________________________________________

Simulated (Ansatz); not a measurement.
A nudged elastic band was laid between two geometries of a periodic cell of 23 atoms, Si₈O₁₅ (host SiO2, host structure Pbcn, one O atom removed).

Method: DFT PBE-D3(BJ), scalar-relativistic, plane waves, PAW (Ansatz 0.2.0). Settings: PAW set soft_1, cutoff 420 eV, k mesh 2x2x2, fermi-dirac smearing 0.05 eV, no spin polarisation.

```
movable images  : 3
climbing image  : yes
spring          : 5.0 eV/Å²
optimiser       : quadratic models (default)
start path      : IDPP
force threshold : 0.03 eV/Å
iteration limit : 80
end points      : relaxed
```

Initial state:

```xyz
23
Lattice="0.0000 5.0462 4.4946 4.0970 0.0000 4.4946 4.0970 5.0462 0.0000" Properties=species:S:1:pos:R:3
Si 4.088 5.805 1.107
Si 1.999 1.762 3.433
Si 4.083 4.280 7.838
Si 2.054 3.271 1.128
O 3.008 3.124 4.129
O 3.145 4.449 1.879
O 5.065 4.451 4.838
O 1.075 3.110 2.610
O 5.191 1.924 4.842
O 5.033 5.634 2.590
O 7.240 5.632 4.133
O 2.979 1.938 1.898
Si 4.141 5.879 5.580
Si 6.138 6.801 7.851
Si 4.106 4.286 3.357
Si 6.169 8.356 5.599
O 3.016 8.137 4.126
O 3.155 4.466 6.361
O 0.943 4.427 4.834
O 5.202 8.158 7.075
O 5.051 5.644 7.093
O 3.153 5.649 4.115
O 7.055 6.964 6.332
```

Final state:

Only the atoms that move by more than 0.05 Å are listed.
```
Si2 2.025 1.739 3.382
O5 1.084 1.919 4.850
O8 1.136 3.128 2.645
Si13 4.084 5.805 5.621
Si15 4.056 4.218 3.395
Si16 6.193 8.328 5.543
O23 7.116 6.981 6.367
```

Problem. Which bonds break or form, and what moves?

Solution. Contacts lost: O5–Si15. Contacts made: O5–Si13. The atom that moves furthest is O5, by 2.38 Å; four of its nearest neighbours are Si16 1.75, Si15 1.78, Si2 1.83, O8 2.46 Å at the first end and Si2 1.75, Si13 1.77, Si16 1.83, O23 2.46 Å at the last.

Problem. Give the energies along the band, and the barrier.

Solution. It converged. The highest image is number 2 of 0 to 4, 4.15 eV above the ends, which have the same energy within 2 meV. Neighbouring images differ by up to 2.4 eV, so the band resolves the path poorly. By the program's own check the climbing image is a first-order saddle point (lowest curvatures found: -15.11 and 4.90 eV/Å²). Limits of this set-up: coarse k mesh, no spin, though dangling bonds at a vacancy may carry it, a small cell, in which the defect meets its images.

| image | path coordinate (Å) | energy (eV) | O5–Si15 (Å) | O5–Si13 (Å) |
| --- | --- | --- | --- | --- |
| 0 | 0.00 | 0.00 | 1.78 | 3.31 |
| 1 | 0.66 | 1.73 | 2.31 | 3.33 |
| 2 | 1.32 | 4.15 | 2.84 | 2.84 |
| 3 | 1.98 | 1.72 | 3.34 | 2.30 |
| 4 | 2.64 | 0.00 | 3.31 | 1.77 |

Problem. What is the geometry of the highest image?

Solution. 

________________________________________

Would you return each line of the material above, unchanged, from the first one through the line where "Problem. Give the" appears?

Simulated (Ansatz); not a measurement.
A nudged elastic band was laid between two geometries of a periodic cell of 23 atoms, Si₈O₁₅ (host SiO2, host structure Pbcn, one O atom removed).

Method: DFT PBE-D3(BJ), scalar-relativistic, plane waves, PAW (Ansatz 0.2.0). Settings: PAW set soft_1, cutoff 420 eV, k mesh 2x2x2, fermi-dirac smearing 0.05 eV, no spin polarisation.

```
movable images  : 3
climbing image  : yes
spring          : 5.0 eV/Å²
optimiser       : quadratic models (default)
start path      : IDPP
force threshold : 0.03 eV/Å
iteration limit : 80
end points      : relaxed
```

Initial state:

```xyz
23
Lattice="0.0000 5.0462 4.4946 4.0970 0.0000 4.4946 4.0970 5.0462 0.0000" Properties=species:S:1:pos:R:3
Si 4.088 5.805 1.107
Si 1.999 1.762 3.433
Si 4.083 4.280 7.838
Si 2.054 3.271 1.128
O 3.008 3.124 4.129
O 3.145 4.449 1.879
O 5.065 4.451 4.838
O 1.075 3.110 2.610
O 5.191 1.924 4.842
O 5.033 5.634 2.590
O 7.240 5.632 4.133
O 2.979 1.938 1.898
Si 4.141 5.879 5.580
Si 6.138 6.801 7.851
Si 4.106 4.286 3.357
Si 6.169 8.356 5.599
O 3.016 8.137 4.126
O 3.155 4.466 6.361
O 0.943 4.427 4.834
O 5.202 8.158 7.075
O 5.051 5.644 7.093
O 3.153 5.649 4.115
O 7.055 6.964 6.332
```

Final state:

Only the atoms that move by more than 0.05 Å are listed.
```
Si2 2.025 1.739 3.382
O5 1.084 1.919 4.850
O8 1.136 3.128 2.645
Si13 4.084 5.805 5.621
Si15 4.056 4.218 3.395
Si16 6.193 8.328 5.543
O23 7.116 6.981 6.367
```

Problem. Which bonds break or form, and what moves?

Solution. Contacts lost: O5–Si15. Contacts made: O5–Si13. The atom that moves furthest is O5, by 2.38 Å; four of its nearest neighbours are Si16 1.75, Si15 1.78, Si2 1.83, O8 2.46 Å at the first end and Si2 1.75, Si13 1.77, Si16 1.83, O23 2.46 Å at the last.

Problem. Give the energies along the band, and the barrier.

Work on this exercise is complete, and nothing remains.